[Stored data Boundary: Start]

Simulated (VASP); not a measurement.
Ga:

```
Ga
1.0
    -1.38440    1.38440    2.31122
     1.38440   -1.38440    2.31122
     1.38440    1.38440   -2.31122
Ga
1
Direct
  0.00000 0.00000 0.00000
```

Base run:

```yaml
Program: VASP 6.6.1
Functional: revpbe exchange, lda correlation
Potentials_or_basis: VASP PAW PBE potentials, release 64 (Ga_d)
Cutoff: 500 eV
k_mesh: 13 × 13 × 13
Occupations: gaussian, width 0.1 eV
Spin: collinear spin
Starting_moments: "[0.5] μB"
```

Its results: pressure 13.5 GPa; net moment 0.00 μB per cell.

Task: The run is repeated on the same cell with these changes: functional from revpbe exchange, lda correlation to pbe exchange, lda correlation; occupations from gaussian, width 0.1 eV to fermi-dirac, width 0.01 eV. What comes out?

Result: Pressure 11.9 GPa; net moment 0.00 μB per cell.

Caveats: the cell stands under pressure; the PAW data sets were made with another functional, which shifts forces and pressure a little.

[Stored data Boundary: End]

> _Assignment_:
Please set down the material above once more, word for word.

> _Answer box_:
Simulated (VASP); not a measurement.
Ga:

```
Ga
1.0
    -1.38440    1.38440    2.31122
     1.38440   -1.38440    2.31122
     1.38440    1.38440   -2.31122
Ga
1
Direct
  0.00000 0.00000 0.00000
```

Base run:

```yaml
Program: VASP 6.6.1
Functional: revpbe exchange, lda correlation
Potentials_or_basis: VASP PAW PBE potentials, release 64 (Ga_d)
Cutoff: 500 eV
k_mesh: 13 × 13 × 13
Occupations: gaussian, width 0.1 eV
Spin: collinear spin
Starting_moments: "[0.5] μB"
```

Its results: pressure 13.5 GPa; net moment 0.00 μB per cell.

Task: The run is repeated on the same cell with these changes: functional from revpbe exchange, lda correlation to pbe exchange, lda correlation; occupations from gaussian, width 0.1 eV to fermi-dirac, width 0.01 eV. What comes out?

Result: Pressure 11.9 GPa; net moment 0.00 μB per cell.

Caveats: the cell stands under pressure; the PAW data sets were made with another functional, which shifts forces and pressure a little.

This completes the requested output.